- _WORK INSTRUCTION_:
Write out again only the lines that run from the start of the entries to the line containing "The reference run**", both included.

- _DATASET EXCERPTS_:
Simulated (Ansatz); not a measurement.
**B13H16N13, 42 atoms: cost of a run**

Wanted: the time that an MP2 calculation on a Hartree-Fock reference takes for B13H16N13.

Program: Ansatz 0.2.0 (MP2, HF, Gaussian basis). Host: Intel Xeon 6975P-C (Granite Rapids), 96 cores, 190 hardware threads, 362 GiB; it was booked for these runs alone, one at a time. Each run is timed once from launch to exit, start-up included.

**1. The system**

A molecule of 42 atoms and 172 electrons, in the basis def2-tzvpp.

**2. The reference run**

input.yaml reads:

- _TASK RESULT_:
Simulated (Ansatz); not a measurement.
**B13H16N13, 42 atoms: cost of a run**

Wanted: the time that an MP2 calculation on a Hartree-Fock reference takes for B13H16N13.

Program: Ansatz 0.2.0 (MP2, HF, Gaussian basis). Host: Intel Xeon 6975P-C (Granite Rapids), 96 cores, 190 hardware threads, 362 GiB; it was booked for these runs alone, one at a time. Each run is timed once from launch to exit, start-up included.

**1. The system**

A molecule of 42 atoms and 172 electrons, in the basis def2-tzvpp.

**2. The reference run**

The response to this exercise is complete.